* _BRIEF_
Repeat only the stretch of lines below that runs from the line with "Answer. In panel 1 (X = H)." through the line with "Answer. In panel 2 (X = F).", unaltered.

* _MATERIAL SUPPLIED_
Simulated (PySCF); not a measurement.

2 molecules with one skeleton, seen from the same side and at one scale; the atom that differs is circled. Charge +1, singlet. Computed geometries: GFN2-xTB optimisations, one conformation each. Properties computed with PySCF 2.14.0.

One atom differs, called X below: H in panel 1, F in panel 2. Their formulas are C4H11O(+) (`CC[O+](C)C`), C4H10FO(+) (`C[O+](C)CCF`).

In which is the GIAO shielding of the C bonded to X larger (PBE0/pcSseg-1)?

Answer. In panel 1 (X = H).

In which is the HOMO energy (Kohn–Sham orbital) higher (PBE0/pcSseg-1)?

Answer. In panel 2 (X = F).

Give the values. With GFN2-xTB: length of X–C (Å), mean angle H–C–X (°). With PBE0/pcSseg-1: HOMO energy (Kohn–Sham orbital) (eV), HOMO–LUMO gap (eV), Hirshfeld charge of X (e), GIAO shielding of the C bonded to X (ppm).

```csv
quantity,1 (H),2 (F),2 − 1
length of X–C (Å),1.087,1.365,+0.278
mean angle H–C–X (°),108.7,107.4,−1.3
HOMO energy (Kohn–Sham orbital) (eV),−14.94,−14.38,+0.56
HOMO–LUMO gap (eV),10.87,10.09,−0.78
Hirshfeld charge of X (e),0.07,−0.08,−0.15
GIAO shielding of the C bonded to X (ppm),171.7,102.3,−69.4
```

* _WRITTEN SOLUTION_
Answer. In panel 1 (X = H).

In which is the HOMO energy (Kohn–Sham orbital) higher (PBE0/pcSseg-1)?

Answer. In panel 2 (X = F).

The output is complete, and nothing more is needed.